» Activity
Please transcribe all of the records precisely.

» Data
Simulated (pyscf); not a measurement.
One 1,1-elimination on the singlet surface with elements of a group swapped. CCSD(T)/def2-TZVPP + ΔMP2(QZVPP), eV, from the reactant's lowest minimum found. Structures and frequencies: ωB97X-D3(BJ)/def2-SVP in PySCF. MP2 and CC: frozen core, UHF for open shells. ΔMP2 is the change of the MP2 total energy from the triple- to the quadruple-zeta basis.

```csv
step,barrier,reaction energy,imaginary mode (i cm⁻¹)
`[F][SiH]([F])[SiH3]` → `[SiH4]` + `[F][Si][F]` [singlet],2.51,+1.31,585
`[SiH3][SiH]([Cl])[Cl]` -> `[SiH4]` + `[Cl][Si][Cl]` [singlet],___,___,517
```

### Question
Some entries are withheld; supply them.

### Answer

» Task result
Simulated (pyscf); not a measurement.
One 1,1-elimination on the singlet surface with elements of a group swapped. CCSD(T)/def2-TZVPP + ΔMP2(QZVPP), eV, from the reactant's lowest minimum found. Structures and frequencies: ωB97X-D3(BJ)/def2-SVP in PySCF. MP2 and CC: frozen core, UHF for open shells. ΔMP2 is the change of the MP2 total energy from the triple- to the quadruple-zeta basis.

```csv
step,barrier,reaction energy,imaginary mode (i cm⁻¹)
`[F][SiH]([F])[SiH3]` → `[SiH4]` + `[F][Si][F]` [singlet],2.51,+1.31,585
`[SiH3][SiH]([Cl])[Cl]` -> `[SiH4]` + `[Cl][Si][Cl]` [singlet],___,___,517
```

### Question
Some entries are withheld; supply them.

### Answer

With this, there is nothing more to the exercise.